_ASSIGNMENT_: Restate each record word for word, from the first to the last.

+---+

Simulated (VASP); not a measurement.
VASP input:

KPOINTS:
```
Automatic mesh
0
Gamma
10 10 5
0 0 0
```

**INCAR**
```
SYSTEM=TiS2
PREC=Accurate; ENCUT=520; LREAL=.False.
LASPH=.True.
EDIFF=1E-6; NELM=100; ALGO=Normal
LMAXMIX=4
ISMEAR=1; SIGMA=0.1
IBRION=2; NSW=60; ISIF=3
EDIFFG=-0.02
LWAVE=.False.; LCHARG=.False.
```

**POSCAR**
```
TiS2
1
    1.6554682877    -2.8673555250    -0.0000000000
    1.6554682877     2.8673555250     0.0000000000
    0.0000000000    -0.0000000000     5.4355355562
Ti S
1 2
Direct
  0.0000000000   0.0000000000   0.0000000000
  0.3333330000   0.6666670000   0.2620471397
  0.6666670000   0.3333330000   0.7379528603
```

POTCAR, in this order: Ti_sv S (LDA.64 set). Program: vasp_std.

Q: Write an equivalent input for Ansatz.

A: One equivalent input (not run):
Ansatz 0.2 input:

+---+

_RESULT_:
Simulated (VASP); not a measurement.
VASP input:

KPOINTS:
```
Automatic mesh
0
Gamma
10 10 5
0 0 0
```

**INCAR**
```
SYSTEM=TiS2
PREC=Accurate; ENCUT=520; LREAL=.False.
LASPH=.True.
EDIFF=1E-6; NELM=100; ALGO=Normal
LMAXMIX=4
ISMEAR=1; SIGMA=0.1
IBRION=2; NSW=60; ISIF=3
EDIFFG=-0.02
LWAVE=.False.; LCHARG=.False.
```

**POSCAR**
```
TiS2
1
    1.6554682877    -2.8673555250    -0.0000000000
    1.6554682877     2.8673555250     0.0000000000
    0.0000000000    -0.0000000000     5.4355355562
Ti S
1 2
Direct
  0.0000000000   0.0000000000   0.0000000000
  0.3333330000   0.6666670000   0.2620471397
  0.6666670000   0.3333330000   0.7379528603
```

POTCAR, in this order: Ti_sv S (LDA.64 set). Program: vasp_std.

Q: Write an equivalent input for Ansatz.

A: One equivalent input (not run):
Ansatz 0.2 input:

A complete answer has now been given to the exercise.